_SUPPLIED ENTRIES_
::::::::
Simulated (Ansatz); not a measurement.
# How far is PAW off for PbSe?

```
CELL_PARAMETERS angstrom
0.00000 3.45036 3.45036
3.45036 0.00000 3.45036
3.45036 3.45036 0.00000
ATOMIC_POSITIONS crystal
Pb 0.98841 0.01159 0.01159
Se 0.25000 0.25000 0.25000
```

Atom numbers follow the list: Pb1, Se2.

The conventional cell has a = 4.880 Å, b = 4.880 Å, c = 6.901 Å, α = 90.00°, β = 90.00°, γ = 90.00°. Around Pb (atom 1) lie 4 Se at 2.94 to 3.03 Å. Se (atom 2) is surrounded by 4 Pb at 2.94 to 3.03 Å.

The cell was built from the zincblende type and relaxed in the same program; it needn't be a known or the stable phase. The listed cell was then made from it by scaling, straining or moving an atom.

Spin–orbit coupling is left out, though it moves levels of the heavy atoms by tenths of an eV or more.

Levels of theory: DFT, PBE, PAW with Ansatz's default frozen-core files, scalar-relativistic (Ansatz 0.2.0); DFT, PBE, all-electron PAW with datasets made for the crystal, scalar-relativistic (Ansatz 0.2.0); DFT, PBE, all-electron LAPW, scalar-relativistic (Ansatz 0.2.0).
::::::::

_REQUIRED ACTION_
Your answer should be an exact transcription of the data above.

_ANSWER AREA_
Simulated (Ansatz); not a measurement.
# How far is PAW off for PbSe?

```
CELL_PARAMETERS angstrom
0.00000 3.45036 3.45036
3.45036 0.00000 3.45036
3.45036 3.45036 0.00000
ATOMIC_POSITIONS crystal
Pb 0.98841 0.01159 0.01159
Se 0.25000 0.25000 0.25000
```

Atom numbers follow the list: Pb1, Se2.

The conventional cell has a = 4.880 Å, b = 4.880 Å, c = 6.901 Å, α = 90.00°, β = 90.00°, γ = 90.00°. Around Pb (atom 1) lie 4 Se at 2.94 to 3.03 Å. Se (atom 2) is surrounded by 4 Pb at 2.94 to 3.03 Å.

The cell was built from the zincblende type and relaxed in the same program; it needn't be a known or the stable phase. The listed cell was then made from it by scaling, straining or moving an atom.

Spin–orbit coupling is left out, though it moves levels of the heavy atoms by tenths of an eV or more.

Levels of theory: DFT, PBE, PAW with Ansatz's default frozen-core files, scalar-relativistic (Ansatz 0.2.0); DFT, PBE, all-electron PAW with datasets made for the crystal, scalar-relativistic (Ansatz 0.2.0); DFT, PBE, all-electron LAPW, scalar-relativistic (Ansatz 0.2.0).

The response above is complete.